*** Begin section ***

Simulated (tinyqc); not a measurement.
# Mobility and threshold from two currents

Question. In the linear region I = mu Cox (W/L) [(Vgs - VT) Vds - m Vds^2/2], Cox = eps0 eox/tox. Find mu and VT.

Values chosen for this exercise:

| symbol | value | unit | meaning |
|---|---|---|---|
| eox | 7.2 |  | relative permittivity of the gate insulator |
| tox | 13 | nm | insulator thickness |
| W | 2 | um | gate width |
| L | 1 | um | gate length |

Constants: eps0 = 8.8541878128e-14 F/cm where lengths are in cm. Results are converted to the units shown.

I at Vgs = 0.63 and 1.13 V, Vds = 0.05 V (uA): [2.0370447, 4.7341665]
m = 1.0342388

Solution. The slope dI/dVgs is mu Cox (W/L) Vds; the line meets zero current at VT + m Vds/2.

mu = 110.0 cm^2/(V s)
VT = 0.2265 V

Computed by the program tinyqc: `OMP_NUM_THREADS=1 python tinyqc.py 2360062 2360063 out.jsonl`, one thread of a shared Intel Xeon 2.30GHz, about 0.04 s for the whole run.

*** End section ***

# Action item:
The lines needed are the ones from the first line of the entries through the line that contains "VT = 0.2265 V", given again without any change.

# Task result:
Simulated (tinyqc); not a measurement.
# Mobility and threshold from two currents

Question. In the linear region I = mu Cox (W/L) [(Vgs - VT) Vds - m Vds^2/2], Cox = eps0 eox/tox. Find mu and VT.

Values chosen for this exercise:

| symbol | value | unit | meaning |
|---|---|---|---|
| eox | 7.2 |  | relative permittivity of the gate insulator |
| tox | 13 | nm | insulator thickness |
| W | 2 | um | gate width |
| L | 1 | um | gate length |

Constants: eps0 = 8.8541878128e-14 F/cm where lengths are in cm. Results are converted to the units shown.

I at Vgs = 0.63 and 1.13 V, Vds = 0.05 V (uA): [2.0370447, 4.7341665]
m = 1.0342388

Solution. The slope dI/dVgs is mu Cox (W/L) Vds; the line meets zero current at VT + m Vds/2.

mu = 110.0 cm^2/(V s)
VT = 0.2265 V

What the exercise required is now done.